(Work request)
Restate the entries below verbatim.

⁂

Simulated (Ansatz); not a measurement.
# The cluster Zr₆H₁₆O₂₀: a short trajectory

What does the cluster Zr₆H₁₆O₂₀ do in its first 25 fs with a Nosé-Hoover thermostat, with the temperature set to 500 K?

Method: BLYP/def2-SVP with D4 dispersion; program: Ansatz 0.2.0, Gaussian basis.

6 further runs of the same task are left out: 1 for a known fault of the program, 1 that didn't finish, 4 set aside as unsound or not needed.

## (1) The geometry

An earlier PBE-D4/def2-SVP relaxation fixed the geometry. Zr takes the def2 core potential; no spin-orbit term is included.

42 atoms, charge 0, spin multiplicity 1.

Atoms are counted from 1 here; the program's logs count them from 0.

⁂

(Expected answer)
Simulated (Ansatz); not a measurement.
# The cluster Zr₆H₁₆O₂₀: a short trajectory

What does the cluster Zr₆H₁₆O₂₀ do in its first 25 fs with a Nosé-Hoover thermostat, with the temperature set to 500 K?

Method: BLYP/def2-SVP with D4 dispersion; program: Ansatz 0.2.0, Gaussian basis.

6 further runs of the same task are left out: 1 for a known fault of the program, 1 that didn't finish, 4 set aside as unsound or not needed.

## (1) The geometry

An earlier PBE-D4/def2-SVP relaxation fixed the geometry. Zr takes the def2 core potential; no spin-orbit term is included.

42 atoms, charge 0, spin multiplicity 1.

Atoms are counted from 1 here; the program's logs count them from 0.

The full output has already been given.